# REQUIRED ACTION:
From the line below that contains "Caveats: the PAW" to the line that contains "A k mesh can", repeat every line exactly, both ends included, and nothing else.

**** MATERIAL SUPPLIED ****
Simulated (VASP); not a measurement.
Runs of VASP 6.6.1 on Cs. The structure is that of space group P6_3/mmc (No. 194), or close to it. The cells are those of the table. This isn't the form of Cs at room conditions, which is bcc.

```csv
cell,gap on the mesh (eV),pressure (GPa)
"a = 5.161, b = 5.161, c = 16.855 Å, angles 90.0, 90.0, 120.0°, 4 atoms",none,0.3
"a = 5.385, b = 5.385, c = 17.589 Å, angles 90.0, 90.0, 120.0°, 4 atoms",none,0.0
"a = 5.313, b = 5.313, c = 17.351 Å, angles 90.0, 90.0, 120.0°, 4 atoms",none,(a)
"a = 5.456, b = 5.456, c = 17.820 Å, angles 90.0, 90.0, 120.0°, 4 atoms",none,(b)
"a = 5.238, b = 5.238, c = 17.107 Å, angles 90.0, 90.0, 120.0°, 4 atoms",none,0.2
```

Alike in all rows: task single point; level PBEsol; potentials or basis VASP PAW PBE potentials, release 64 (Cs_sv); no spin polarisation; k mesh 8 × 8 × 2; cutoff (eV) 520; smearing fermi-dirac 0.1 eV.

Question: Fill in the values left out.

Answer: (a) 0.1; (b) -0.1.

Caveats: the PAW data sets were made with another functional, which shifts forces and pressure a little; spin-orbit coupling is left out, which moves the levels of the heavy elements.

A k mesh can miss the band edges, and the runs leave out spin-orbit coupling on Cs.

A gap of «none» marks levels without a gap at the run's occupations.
****

# WRITTEN RESPONSE:
Caveats: the PAW data sets were made with another functional, which shifts forces and pressure a little; spin-orbit coupling is left out, which moves the levels of the heavy elements.

A k mesh can miss the band edges, and the runs leave out spin-orbit coupling on Cs.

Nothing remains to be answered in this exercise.